INFORMATION
|---|
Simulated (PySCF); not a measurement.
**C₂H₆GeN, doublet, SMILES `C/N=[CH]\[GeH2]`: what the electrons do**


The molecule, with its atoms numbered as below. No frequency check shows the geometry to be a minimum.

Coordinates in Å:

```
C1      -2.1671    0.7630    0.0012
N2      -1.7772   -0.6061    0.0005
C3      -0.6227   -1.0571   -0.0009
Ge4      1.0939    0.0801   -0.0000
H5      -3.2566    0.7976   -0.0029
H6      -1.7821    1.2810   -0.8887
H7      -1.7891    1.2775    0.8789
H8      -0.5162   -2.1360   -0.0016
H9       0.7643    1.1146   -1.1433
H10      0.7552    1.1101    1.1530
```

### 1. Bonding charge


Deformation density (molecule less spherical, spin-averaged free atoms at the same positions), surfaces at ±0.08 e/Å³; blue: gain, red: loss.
|---|

BRIEF
Each record above should be given again exactly as it appears.

REPLY
Simulated (PySCF); not a measurement.
**C₂H₆GeN, doublet, SMILES `C/N=[CH]\[GeH2]`: what the electrons do**


The molecule, with its atoms numbered as below. No frequency check shows the geometry to be a minimum.

Coordinates in Å:

```
C1      -2.1671    0.7630    0.0012
N2      -1.7772   -0.6061    0.0005
C3      -0.6227   -1.0571   -0.0009
Ge4      1.0939    0.0801   -0.0000
H5      -3.2566    0.7976   -0.0029
H6      -1.7821    1.2810   -0.8887
H7      -1.7891    1.2775    0.8789
H8      -0.5162   -2.1360   -0.0016
H9       0.7643    1.1146   -1.1433
H10      0.7552    1.1101    1.1530
```

### 1. Bonding charge


Deformation density (molecule less spherical, spin-averaged free atoms at the same positions), surfaces at ±0.08 e/Å³; blue: gain, red: loss.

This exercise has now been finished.